>>>

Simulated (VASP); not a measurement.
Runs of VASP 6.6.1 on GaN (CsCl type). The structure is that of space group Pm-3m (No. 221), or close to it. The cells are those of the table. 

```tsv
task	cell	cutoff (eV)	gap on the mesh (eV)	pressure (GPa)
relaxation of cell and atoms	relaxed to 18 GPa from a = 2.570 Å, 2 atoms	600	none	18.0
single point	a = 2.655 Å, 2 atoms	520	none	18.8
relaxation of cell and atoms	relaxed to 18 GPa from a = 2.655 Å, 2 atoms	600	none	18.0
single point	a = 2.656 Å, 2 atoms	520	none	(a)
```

<<<

Requirement: Each record is to be reproduced exactly as it appears.

Task result:
Simulated (VASP); not a measurement.
Runs of VASP 6.6.1 on GaN (CsCl type). The structure is that of space group Pm-3m (No. 221), or close to it. The cells are those of the table. 

```tsv
task	cell	cutoff (eV)	gap on the mesh (eV)	pressure (GPa)
relaxation of cell and atoms	relaxed to 18 GPa from a = 2.570 Å, 2 atoms	600	none	18.0
single point	a = 2.655 Å, 2 atoms	520	none	18.8
relaxation of cell and atoms	relaxed to 18 GPa from a = 2.655 Å, 2 atoms	600	none	18.0
single point	a = 2.656 Å, 2 atoms	520	none	(a)
```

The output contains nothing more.